▶ **Excerpted records**
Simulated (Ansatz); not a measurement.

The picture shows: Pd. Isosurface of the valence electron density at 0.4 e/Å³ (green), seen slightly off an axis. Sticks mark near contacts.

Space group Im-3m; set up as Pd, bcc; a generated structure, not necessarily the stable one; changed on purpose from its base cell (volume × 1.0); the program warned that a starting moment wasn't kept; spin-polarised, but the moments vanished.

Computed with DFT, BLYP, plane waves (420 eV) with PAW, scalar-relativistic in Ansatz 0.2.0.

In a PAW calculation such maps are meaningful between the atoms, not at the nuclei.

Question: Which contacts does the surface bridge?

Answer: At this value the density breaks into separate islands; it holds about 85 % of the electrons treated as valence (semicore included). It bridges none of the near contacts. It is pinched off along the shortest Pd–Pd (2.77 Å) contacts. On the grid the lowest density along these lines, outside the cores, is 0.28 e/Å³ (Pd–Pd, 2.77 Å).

▶ **Work instruction**
In the listing above, find the line containing "Space group Im-3m;" and the line containing "Question: Which contacts", then quote both, plus every line between them, exactly as written.

▶ **Exercise solution**
Space group Im-3m; set up as Pd, bcc; a generated structure, not necessarily the stable one; changed on purpose from its base cell (volume × 1.0); the program warned that a starting moment wasn't kept; spin-polarised, but the moments vanished.

Computed with DFT, BLYP, plane waves (420 eV) with PAW, scalar-relativistic in Ansatz 0.2.0.

In a PAW calculation such maps are meaningful between the atoms, not at the nuclei.

Question: Which contacts does the surface bridge?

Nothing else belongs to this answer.